[Dataset content]:
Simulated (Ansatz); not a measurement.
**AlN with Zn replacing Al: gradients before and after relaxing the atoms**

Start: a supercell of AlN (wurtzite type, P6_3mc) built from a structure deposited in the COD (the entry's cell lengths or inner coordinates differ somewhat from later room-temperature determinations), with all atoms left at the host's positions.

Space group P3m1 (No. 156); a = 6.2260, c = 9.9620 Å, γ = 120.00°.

[Work order]: After locating the line holding "relaxing the atoms**" above, output exactly that line and every line after it through the line holding "Start: a supercell". Include nothing else.

[Exercise response]:
**AlN with Zn replacing Al: gradients before and after relaxing the atoms**

Start: a supercell of AlN (wurtzite type, P6_3mc) built from a structure deposited in the COD (the entry's cell lengths or inner coordinates differ somewhat from later room-temperature determinations), with all atoms left at the host's positions.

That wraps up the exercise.